Only an exact, line-for-line copy of the data will serve as the answer.

=== Dataset ===

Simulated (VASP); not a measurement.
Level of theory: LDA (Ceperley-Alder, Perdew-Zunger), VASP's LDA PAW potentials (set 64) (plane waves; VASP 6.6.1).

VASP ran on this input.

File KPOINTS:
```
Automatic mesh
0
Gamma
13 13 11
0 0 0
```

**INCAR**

===

**Task output**
Simulated (VASP); not a measurement.
Level of theory: LDA (Ceperley-Alder, Perdew-Zunger), VASP's LDA PAW potentials (set 64) (plane waves; VASP 6.6.1).

VASP ran on this input.

File KPOINTS:
```
Automatic mesh
0
Gamma
13 13 11
0 0 0
```

**INCAR**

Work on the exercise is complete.